§ **Assignment**
Give back exactly the first lines of the entries below, through the line with "The electrode is".

═══ Dataset extract

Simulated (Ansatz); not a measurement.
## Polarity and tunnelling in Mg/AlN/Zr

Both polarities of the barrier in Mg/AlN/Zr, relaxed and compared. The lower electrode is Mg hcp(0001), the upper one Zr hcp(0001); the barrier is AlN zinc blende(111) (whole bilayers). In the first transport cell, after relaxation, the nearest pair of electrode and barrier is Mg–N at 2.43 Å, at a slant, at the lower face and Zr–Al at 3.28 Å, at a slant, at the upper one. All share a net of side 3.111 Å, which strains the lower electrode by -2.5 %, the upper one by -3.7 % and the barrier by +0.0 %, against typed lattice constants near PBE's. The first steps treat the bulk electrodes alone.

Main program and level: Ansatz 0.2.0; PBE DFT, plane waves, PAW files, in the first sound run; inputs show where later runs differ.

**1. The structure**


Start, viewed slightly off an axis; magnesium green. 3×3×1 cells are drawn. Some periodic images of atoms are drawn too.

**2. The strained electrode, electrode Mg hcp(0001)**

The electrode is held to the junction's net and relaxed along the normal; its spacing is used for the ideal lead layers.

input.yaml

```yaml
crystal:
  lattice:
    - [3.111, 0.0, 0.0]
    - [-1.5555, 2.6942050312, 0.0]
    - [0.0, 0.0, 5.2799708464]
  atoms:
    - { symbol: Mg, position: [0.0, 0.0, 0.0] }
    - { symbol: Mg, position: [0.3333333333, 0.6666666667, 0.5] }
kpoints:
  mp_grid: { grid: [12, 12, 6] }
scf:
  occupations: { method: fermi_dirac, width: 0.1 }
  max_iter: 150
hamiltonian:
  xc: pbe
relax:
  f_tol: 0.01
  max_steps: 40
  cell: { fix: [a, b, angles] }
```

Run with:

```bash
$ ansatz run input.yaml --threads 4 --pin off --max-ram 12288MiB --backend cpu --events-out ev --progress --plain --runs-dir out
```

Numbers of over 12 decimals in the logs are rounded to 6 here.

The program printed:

══════

§ **Answer space**
Simulated (Ansatz); not a measurement.
## Polarity and tunnelling in Mg/AlN/Zr

Both polarities of the barrier in Mg/AlN/Zr, relaxed and compared. The lower electrode is Mg hcp(0001), the upper one Zr hcp(0001); the barrier is AlN zinc blende(111) (whole bilayers). In the first transport cell, after relaxation, the nearest pair of electrode and barrier is Mg–N at 2.43 Å, at a slant, at the lower face and Zr–Al at 3.28 Å, at a slant, at the upper one. All share a net of side 3.111 Å, which strains the lower electrode by -2.5 %, the upper one by -3.7 % and the barrier by +0.0 %, against typed lattice constants near PBE's. The first steps treat the bulk electrodes alone.

Main program and level: Ansatz 0.2.0; PBE DFT, plane waves, PAW files, in the first sound run; inputs show where later runs differ.

**1. The structure**


Start, viewed slightly off an axis; magnesium green. 3×3×1 cells are drawn. Some periodic images of atoms are drawn too.

**2. The strained electrode, electrode Mg hcp(0001)**

The electrode is held to the junction's net and relaxed along the normal; its spacing is used for the ideal lead layers.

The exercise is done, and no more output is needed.